WORK ITEM >>
Every entry must be given again exactly.

>>

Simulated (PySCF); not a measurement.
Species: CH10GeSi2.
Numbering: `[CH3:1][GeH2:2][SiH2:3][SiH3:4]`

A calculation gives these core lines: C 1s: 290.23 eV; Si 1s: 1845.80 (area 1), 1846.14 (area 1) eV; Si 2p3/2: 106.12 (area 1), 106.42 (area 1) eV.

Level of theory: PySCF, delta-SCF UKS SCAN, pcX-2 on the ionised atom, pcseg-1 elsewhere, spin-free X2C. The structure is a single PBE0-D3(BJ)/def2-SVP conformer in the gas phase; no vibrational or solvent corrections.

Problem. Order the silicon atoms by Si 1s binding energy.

<<

EXERCISE SOLUTION >>
Simulated (PySCF); not a measurement.
Species: CH10GeSi2.
Numbering: `[CH3:1][GeH2:2][SiH2:3][SiH3:4]`

A calculation gives these core lines: C 1s: 290.23 eV; Si 1s: 1845.80 (area 1), 1846.14 (area 1) eV; Si 2p3/2: 106.12 (area 1), 106.42 (area 1) eV.

Level of theory: PySCF, delta-SCF UKS SCAN, pcX-2 on the ionised atom, pcseg-1 elsewhere, spin-free X2C. The structure is a single PBE0-D3(BJ)/def2-SVP conformer in the gas phase; no vibrational or solvent corrections.

Problem. Order the silicon atoms by Si 1s binding energy.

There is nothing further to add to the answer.